● INFORMATION GIVEN:
BEGIN

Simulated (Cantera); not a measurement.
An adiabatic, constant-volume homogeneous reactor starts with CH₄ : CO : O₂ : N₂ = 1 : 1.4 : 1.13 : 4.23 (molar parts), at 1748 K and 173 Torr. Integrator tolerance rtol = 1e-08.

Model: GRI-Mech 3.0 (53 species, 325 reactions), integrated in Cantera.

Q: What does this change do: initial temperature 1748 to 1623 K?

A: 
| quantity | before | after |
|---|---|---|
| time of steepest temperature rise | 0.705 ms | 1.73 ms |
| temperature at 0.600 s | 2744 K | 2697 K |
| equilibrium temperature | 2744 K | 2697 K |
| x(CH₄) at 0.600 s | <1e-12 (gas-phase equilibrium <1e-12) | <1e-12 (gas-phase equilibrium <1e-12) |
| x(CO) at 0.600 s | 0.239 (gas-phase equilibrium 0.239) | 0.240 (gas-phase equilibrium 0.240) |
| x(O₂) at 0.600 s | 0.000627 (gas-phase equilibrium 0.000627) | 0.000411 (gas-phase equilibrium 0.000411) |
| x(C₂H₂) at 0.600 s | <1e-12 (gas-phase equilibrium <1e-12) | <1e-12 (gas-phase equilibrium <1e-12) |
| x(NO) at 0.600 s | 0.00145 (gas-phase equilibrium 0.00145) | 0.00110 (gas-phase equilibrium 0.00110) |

END

● ASSIGNMENT: Word for word, restate the material above.

● EXERCISE SOLUTION:
Simulated (Cantera); not a measurement.
An adiabatic, constant-volume homogeneous reactor starts with CH₄ : CO : O₂ : N₂ = 1 : 1.4 : 1.13 : 4.23 (molar parts), at 1748 K and 173 Torr. Integrator tolerance rtol = 1e-08.

Model: GRI-Mech 3.0 (53 species, 325 reactions), integrated in Cantera.

Q: What does this change do: initial temperature 1748 to 1623 K?

A: 
| quantity | before | after |
|---|---|---|
| time of steepest temperature rise | 0.705 ms | 1.73 ms |
| temperature at 0.600 s | 2744 K | 2697 K |
| equilibrium temperature | 2744 K | 2697 K |
| x(CH₄) at 0.600 s | <1e-12 (gas-phase equilibrium <1e-12) | <1e-12 (gas-phase equilibrium <1e-12) |
| x(CO) at 0.600 s | 0.239 (gas-phase equilibrium 0.239) | 0.240 (gas-phase equilibrium 0.240) |
| x(O₂) at 0.600 s | 0.000627 (gas-phase equilibrium 0.000627) | 0.000411 (gas-phase equilibrium 0.000411) |
| x(C₂H₂) at 0.600 s | <1e-12 (gas-phase equilibrium <1e-12) | <1e-12 (gas-phase equilibrium <1e-12) |
| x(NO) at 0.600 s | 0.00145 (gas-phase equilibrium 0.00145) | 0.00110 (gas-phase equilibrium 0.00110) |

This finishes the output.